== == ==

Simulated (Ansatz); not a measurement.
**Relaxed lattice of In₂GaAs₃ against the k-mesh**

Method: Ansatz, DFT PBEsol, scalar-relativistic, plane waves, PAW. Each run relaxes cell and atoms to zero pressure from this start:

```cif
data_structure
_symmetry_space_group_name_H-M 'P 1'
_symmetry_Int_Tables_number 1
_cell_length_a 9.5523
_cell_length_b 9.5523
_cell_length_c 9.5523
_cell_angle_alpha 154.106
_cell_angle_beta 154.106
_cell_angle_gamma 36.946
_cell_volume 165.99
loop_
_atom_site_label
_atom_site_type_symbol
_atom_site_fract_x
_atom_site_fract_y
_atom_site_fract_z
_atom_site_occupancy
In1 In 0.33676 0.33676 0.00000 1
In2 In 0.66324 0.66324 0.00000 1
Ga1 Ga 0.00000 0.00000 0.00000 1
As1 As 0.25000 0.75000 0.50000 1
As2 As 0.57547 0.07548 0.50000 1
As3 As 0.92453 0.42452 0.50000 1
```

== == ==

Requirement —
Return every line of the data unchanged.

Written answer —
Simulated (Ansatz); not a measurement.
**Relaxed lattice of In₂GaAs₃ against the k-mesh**

Method: Ansatz, DFT PBEsol, scalar-relativistic, plane waves, PAW. Each run relaxes cell and atoms to zero pressure from this start:

```cif
data_structure
_symmetry_space_group_name_H-M 'P 1'
_symmetry_Int_Tables_number 1
_cell_length_a 9.5523
_cell_length_b 9.5523
_cell_length_c 9.5523
_cell_angle_alpha 154.106
_cell_angle_beta 154.106
_cell_angle_gamma 36.946
_cell_volume 165.99
loop_
_atom_site_label
_atom_site_type_symbol
_atom_site_fract_x
_atom_site_fract_y
_atom_site_fract_z
_atom_site_occupancy
In1 In 0.33676 0.33676 0.00000 1
In2 In 0.66324 0.66324 0.00000 1
Ga1 Ga 0.00000 0.00000 0.00000 1
As1 As 0.25000 0.75000 0.50000 1
As2 As 0.57547 0.07548 0.50000 1
As3 As 0.92453 0.42452 0.50000 1
```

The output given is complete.